ACTIVITY: Could the data underneath be repeated exactly, in full?

SOURCE INFORMATION:
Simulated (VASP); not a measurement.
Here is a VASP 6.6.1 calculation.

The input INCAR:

TASK OUTPUT:
Simulated (VASP); not a measurement.
Here is a VASP 6.6.1 calculation.

The input INCAR:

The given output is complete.